▶ SOURCE MATERIAL:
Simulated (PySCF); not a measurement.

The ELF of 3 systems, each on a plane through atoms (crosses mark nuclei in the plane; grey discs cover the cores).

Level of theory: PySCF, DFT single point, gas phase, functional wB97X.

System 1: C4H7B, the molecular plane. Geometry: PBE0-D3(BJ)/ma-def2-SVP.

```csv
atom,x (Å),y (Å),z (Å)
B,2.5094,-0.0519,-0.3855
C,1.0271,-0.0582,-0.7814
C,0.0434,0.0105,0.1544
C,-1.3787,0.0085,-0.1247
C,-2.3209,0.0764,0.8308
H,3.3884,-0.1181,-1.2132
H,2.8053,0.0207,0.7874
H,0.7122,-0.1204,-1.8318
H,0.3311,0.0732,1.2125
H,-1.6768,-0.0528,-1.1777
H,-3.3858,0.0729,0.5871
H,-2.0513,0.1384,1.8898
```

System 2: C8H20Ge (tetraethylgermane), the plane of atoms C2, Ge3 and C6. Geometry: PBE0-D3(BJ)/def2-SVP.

▶ WORK TASK: Starting with the first line of the entries, transcribe every line up to and including the one with "Level of theory: PySCF, DFT".

▶ RESULT:
Simulated (PySCF); not a measurement.

The ELF of 3 systems, each on a plane through atoms (crosses mark nuclei in the plane; grey discs cover the cores).

Level of theory: PySCF, DFT single point, gas phase, functional wB97X.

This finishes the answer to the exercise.